── Provided records

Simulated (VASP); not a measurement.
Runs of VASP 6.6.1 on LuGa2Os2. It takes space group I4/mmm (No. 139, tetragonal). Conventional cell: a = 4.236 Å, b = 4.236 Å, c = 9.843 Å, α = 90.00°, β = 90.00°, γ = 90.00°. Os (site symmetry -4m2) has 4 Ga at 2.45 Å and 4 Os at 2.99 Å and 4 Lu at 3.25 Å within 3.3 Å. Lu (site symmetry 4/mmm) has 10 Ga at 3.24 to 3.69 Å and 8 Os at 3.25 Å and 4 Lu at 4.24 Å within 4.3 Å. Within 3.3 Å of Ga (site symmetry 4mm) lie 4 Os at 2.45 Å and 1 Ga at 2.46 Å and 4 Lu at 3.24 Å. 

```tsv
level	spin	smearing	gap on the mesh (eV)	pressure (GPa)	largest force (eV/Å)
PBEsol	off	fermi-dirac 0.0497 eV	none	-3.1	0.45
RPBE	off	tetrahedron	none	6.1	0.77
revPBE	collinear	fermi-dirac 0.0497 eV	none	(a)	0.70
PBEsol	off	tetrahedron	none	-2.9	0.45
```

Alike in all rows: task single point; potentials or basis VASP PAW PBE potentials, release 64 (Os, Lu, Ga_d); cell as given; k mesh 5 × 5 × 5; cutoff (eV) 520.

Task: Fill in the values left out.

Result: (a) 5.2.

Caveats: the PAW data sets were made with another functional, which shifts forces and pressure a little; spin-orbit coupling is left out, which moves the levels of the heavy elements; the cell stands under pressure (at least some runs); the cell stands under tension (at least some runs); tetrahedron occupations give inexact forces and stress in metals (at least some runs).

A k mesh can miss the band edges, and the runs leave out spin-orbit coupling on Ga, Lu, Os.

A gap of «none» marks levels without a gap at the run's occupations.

────

• **Assignment**
Write out, exactly and with nothing else, the lines of the listing above from its first line through the line with "Result: (a) 5.2.".

• **Written solution**
Simulated (VASP); not a measurement.
Runs of VASP 6.6.1 on LuGa2Os2. It takes space group I4/mmm (No. 139, tetragonal). Conventional cell: a = 4.236 Å, b = 4.236 Å, c = 9.843 Å, α = 90.00°, β = 90.00°, γ = 90.00°. Os (site symmetry -4m2) has 4 Ga at 2.45 Å and 4 Os at 2.99 Å and 4 Lu at 3.25 Å within 3.3 Å. Lu (site symmetry 4/mmm) has 10 Ga at 3.24 to 3.69 Å and 8 Os at 3.25 Å and 4 Lu at 4.24 Å within 4.3 Å. Within 3.3 Å of Ga (site symmetry 4mm) lie 4 Os at 2.45 Å and 1 Ga at 2.46 Å and 4 Lu at 3.24 Å. 

```tsv
level	spin	smearing	gap on the mesh (eV)	pressure (GPa)	largest force (eV/Å)
PBEsol	off	fermi-dirac 0.0497 eV	none	-3.1	0.45
RPBE	off	tetrahedron	none	6.1	0.77
revPBE	collinear	fermi-dirac 0.0497 eV	none	(a)	0.70
PBEsol	off	tetrahedron	none	-2.9	0.45
```

Alike in all rows: task single point; potentials or basis VASP PAW PBE potentials, release 64 (Os, Lu, Ga_d); cell as given; k mesh 5 × 5 × 5; cutoff (eV) 520.

Task: Fill in the values left out.

Result: (a) 5.2.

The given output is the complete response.